:::

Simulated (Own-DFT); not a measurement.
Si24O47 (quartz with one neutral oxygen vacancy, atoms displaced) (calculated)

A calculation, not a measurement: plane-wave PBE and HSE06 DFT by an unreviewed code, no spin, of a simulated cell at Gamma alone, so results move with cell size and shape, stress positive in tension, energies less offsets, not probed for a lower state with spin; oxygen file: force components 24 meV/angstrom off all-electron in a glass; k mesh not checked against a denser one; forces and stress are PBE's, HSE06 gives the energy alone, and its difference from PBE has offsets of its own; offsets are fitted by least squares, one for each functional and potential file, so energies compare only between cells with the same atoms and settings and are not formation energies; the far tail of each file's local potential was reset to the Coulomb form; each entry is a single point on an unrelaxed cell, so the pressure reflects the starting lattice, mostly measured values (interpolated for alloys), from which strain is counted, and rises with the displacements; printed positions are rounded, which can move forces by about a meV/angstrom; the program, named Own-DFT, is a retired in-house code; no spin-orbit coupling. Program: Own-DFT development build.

:::

Exercise: After reading the lines above, reproduce them all exactly.

Your response:
Simulated (Own-DFT); not a measurement.
Si24O47 (quartz with one neutral oxygen vacancy, atoms displaced) (calculated)

A calculation, not a measurement: plane-wave PBE and HSE06 DFT by an unreviewed code, no spin, of a simulated cell at Gamma alone, so results move with cell size and shape, stress positive in tension, energies less offsets, not probed for a lower state with spin; oxygen file: force components 24 meV/angstrom off all-electron in a glass; k mesh not checked against a denser one; forces and stress are PBE's, HSE06 gives the energy alone, and its difference from PBE has offsets of its own; offsets are fitted by least squares, one for each functional and potential file, so energies compare only between cells with the same atoms and settings and are not formation energies; the far tail of each file's local potential was reset to the Coulomb form; each entry is a single point on an unrelaxed cell, so the pressure reflects the starting lattice, mostly measured values (interpolated for alloys), from which strain is counted, and rises with the displacements; printed positions are rounded, which can move forces by about a meV/angstrom; the program, named Own-DFT, is a retired in-house code; no spin-orbit coupling. Program: Own-DFT development build.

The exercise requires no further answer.